===== Dataset content

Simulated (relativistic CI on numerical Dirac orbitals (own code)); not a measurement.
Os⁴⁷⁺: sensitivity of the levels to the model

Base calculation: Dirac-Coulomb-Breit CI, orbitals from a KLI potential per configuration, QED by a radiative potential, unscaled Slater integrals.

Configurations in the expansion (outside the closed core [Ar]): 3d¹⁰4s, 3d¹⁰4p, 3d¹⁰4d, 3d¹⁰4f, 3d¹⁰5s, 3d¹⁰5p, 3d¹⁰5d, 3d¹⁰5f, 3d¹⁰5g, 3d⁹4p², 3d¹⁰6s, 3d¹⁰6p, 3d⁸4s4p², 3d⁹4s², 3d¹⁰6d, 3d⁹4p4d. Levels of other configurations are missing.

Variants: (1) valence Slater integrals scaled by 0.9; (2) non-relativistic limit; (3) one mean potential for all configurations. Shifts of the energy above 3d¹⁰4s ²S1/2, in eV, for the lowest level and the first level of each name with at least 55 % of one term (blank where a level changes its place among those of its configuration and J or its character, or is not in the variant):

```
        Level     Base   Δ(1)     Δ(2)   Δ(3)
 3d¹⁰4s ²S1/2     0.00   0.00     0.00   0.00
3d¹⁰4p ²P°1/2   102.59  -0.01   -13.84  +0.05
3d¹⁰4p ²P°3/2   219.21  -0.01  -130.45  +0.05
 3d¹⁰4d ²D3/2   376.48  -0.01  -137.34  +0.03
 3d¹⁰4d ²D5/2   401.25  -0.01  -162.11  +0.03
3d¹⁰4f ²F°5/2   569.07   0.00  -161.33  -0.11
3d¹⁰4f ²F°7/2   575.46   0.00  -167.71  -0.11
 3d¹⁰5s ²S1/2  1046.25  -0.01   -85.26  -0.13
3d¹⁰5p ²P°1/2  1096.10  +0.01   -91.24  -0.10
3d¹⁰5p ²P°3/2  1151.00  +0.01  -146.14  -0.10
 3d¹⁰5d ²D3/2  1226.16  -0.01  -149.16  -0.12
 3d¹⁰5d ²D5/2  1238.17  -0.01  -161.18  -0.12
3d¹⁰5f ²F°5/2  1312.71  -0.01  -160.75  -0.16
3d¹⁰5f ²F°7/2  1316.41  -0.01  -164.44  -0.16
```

==========

▶ _Action item_
Stop at the line containing "Base calculation: Dirac-Coulomb-Breit". Please print exactly every line before it from the start of the records, plus that line itself, and nothing else.

▶ _Response area_
Simulated (relativistic CI on numerical Dirac orbitals (own code)); not a measurement.
Os⁴⁷⁺: sensitivity of the levels to the model

Base calculation: Dirac-Coulomb-Breit CI, orbitals from a KLI potential per configuration, QED by a radiative potential, unscaled Slater integrals.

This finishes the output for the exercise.